__WORK TASK__. Below are records; reproduce exactly the lines from the first through the one containing "Task: What does PBE give".

__DATA SUPPLIED__.
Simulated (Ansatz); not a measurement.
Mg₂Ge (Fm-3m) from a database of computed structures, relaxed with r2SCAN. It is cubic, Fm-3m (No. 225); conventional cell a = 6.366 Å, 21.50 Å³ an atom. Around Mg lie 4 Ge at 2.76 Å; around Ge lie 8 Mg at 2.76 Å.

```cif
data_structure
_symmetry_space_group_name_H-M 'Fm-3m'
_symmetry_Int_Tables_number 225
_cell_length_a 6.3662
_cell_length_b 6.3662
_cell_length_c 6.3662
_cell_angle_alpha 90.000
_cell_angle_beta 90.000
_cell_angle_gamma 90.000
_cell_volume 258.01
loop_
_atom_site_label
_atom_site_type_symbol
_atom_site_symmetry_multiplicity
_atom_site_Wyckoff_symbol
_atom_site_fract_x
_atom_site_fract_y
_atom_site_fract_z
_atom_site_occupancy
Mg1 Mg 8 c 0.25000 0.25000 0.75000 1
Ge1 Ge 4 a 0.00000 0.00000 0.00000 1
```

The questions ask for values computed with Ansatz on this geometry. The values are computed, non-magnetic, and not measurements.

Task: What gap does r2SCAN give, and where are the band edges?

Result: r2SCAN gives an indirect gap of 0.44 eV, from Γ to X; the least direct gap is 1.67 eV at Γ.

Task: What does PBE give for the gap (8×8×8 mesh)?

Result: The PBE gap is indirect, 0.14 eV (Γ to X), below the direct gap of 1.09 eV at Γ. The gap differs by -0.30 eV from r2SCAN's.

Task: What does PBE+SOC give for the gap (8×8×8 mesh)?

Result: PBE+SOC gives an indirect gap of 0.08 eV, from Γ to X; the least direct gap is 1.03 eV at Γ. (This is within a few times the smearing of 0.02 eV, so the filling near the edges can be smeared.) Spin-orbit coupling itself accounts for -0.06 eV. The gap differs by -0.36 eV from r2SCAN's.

__EXERCISE OUTPUT__.
Simulated (Ansatz); not a measurement.
Mg₂Ge (Fm-3m) from a database of computed structures, relaxed with r2SCAN. It is cubic, Fm-3m (No. 225); conventional cell a = 6.366 Å, 21.50 Å³ an atom. Around Mg lie 4 Ge at 2.76 Å; around Ge lie 8 Mg at 2.76 Å.

```cif
data_structure
_symmetry_space_group_name_H-M 'Fm-3m'
_symmetry_Int_Tables_number 225
_cell_length_a 6.3662
_cell_length_b 6.3662
_cell_length_c 6.3662
_cell_angle_alpha 90.000
_cell_angle_beta 90.000
_cell_angle_gamma 90.000
_cell_volume 258.01
loop_
_atom_site_label
_atom_site_type_symbol
_atom_site_symmetry_multiplicity
_atom_site_Wyckoff_symbol
_atom_site_fract_x
_atom_site_fract_y
_atom_site_fract_z
_atom_site_occupancy
Mg1 Mg 8 c 0.25000 0.25000 0.75000 1
Ge1 Ge 4 a 0.00000 0.00000 0.00000 1
```

The questions ask for values computed with Ansatz on this geometry. The values are computed, non-magnetic, and not measurements.

Task: What gap does r2SCAN give, and where are the band edges?

Result: r2SCAN gives an indirect gap of 0.44 eV, from Γ to X; the least direct gap is 1.67 eV at Γ.

Task: What does PBE give for the gap (8×8×8 mesh)?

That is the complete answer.